◆ ENTRIES PROVIDED:
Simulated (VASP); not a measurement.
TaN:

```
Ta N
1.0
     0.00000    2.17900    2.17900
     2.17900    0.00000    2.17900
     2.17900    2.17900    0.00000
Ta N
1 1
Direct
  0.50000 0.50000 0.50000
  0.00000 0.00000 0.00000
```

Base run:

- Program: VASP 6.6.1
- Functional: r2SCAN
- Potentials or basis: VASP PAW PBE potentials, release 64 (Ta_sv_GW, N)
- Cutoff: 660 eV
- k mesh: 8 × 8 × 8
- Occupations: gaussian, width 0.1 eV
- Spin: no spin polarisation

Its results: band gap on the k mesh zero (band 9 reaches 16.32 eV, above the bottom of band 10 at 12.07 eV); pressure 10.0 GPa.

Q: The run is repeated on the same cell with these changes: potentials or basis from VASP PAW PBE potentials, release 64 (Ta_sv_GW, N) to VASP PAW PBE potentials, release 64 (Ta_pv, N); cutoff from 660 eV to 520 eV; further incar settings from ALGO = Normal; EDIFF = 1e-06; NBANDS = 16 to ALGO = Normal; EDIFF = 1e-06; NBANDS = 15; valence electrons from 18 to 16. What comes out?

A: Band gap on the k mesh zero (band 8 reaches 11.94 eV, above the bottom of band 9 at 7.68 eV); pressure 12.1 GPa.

◆ BRIEF:
Give back the material above in full, exactly as it reads.

◆ EXERCISE RESPONSE:
Simulated (VASP); not a measurement.
TaN:

```
Ta N
1.0
     0.00000    2.17900    2.17900
     2.17900    0.00000    2.17900
     2.17900    2.17900    0.00000
Ta N
1 1
Direct
  0.50000 0.50000 0.50000
  0.00000 0.00000 0.00000
```

Base run:

- Program: VASP 6.6.1
- Functional: r2SCAN
- Potentials or basis: VASP PAW PBE potentials, release 64 (Ta_sv_GW, N)
- Cutoff: 660 eV
- k mesh: 8 × 8 × 8
- Occupations: gaussian, width 0.1 eV
- Spin: no spin polarisation

Its results: band gap on the k mesh zero (band 9 reaches 16.32 eV, above the bottom of band 10 at 12.07 eV); pressure 10.0 GPa.

Q: The run is repeated on the same cell with these changes: potentials or basis from VASP PAW PBE potentials, release 64 (Ta_sv_GW, N) to VASP PAW PBE potentials, release 64 (Ta_pv, N); cutoff from 660 eV to 520 eV; further incar settings from ALGO = Normal; EDIFF = 1e-06; NBANDS = 16 to ALGO = Normal; EDIFF = 1e-06; NBANDS = 15; valence electrons from 18 to 16. What comes out?

A: Band gap on the k mesh zero (band 8 reaches 11.94 eV, above the bottom of band 9 at 7.68 eV); pressure 12.1 GPa.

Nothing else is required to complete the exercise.